# # #
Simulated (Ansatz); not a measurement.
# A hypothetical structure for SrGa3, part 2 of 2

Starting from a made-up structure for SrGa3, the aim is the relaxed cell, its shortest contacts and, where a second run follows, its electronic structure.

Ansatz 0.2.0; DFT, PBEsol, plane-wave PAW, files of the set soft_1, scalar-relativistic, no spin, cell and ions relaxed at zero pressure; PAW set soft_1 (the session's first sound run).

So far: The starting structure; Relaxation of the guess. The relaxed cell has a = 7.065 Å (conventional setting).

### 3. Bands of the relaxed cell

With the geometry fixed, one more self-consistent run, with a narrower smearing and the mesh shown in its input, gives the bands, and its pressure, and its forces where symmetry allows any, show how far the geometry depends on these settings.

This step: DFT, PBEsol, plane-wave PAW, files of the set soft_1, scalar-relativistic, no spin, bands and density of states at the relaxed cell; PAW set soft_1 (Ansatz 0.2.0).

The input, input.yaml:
# # #

**BRIEF**
Once more, give all the records exactly as they were written.

**ANSWER AREA**
Simulated (Ansatz); not a measurement.
# A hypothetical structure for SrGa3, part 2 of 2

Starting from a made-up structure for SrGa3, the aim is the relaxed cell, its shortest contacts and, where a second run follows, its electronic structure.

Ansatz 0.2.0; DFT, PBEsol, plane-wave PAW, files of the set soft_1, scalar-relativistic, no spin, cell and ions relaxed at zero pressure; PAW set soft_1 (the session's first sound run).

So far: The starting structure; Relaxation of the guess. The relaxed cell has a = 7.065 Å (conventional setting).

### 3. Bands of the relaxed cell

With the geometry fixed, one more self-consistent run, with a narrower smearing and the mesh shown in its input, gives the bands, and its pressure, and its forces where symmetry allows any, show how far the geometry depends on these settings.

This step: DFT, PBEsol, plane-wave PAW, files of the set soft_1, scalar-relativistic, no spin, bands and density of states at the relaxed cell; PAW set soft_1 (Ansatz 0.2.0).

The input, input.yaml:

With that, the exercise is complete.